:: Requirement ::
What follows is a listing; give it again exactly, in its entirety.

====== Data

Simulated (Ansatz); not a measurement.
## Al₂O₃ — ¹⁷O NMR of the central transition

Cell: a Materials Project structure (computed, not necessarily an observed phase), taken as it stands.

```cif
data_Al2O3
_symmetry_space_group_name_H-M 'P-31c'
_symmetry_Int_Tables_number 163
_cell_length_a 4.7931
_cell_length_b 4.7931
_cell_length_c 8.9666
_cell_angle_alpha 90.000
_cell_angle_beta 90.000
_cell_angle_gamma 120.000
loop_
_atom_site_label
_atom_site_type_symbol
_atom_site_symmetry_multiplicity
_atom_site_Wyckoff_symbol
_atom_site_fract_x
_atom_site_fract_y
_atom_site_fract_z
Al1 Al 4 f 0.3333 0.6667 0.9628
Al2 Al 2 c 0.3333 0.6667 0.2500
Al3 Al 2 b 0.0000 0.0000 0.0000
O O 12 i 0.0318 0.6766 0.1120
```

============

:: Worked solution ::
Simulated (Ansatz); not a measurement.
## Al₂O₃ — ¹⁷O NMR of the central transition

Cell: a Materials Project structure (computed, not necessarily an observed phase), taken as it stands.

```cif
data_Al2O3
_symmetry_space_group_name_H-M 'P-31c'
_symmetry_Int_Tables_number 163
_cell_length_a 4.7931
_cell_length_b 4.7931
_cell_length_c 8.9666
_cell_angle_alpha 90.000
_cell_angle_beta 90.000
_cell_angle_gamma 120.000
loop_
_atom_site_label
_atom_site_type_symbol
_atom_site_symmetry_multiplicity
_atom_site_Wyckoff_symbol
_atom_site_fract_x
_atom_site_fract_y
_atom_site_fract_z
Al1 Al 4 f 0.3333 0.6667 0.9628
Al2 Al 2 c 0.3333 0.6667 0.2500
Al3 Al 2 b 0.0000 0.0000 0.0000
O O 12 i 0.0318 0.6766 0.1120
```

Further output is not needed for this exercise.